• [Given data]:
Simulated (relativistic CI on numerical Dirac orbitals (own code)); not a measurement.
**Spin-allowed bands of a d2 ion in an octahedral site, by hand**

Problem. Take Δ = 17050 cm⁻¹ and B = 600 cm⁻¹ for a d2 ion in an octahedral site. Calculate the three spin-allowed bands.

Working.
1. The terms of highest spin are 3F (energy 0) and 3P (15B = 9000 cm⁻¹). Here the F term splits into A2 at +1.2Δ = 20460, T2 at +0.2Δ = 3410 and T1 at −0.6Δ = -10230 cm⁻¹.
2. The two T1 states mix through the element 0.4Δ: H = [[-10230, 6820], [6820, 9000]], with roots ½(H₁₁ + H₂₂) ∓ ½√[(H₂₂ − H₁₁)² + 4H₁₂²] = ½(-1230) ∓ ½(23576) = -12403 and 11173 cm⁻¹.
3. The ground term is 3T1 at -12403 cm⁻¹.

• [Work item]: Could you repeat exactly the lines above from the line with "1. The terms" up to and including the line with "2. The two T1", and only those?

• [Written reply]:
1. The terms of highest spin are 3F (energy 0) and 3P (15B = 9000 cm⁻¹). Here the F term splits into A2 at +1.2Δ = 20460, T2 at +0.2Δ = 3410 and T1 at −0.6Δ = -10230 cm⁻¹.
2. The two T1 states mix through the element 0.4Δ: H = [[-10230, 6820], [6820, 9000]], with roots ½(H₁₁ + H₂₂) ∓ ½√[(H₂₂ − H₁₁)² + 4H₁₂²] = ½(-1230) ∓ ½(23576) = -12403 and 11173 cm⁻¹.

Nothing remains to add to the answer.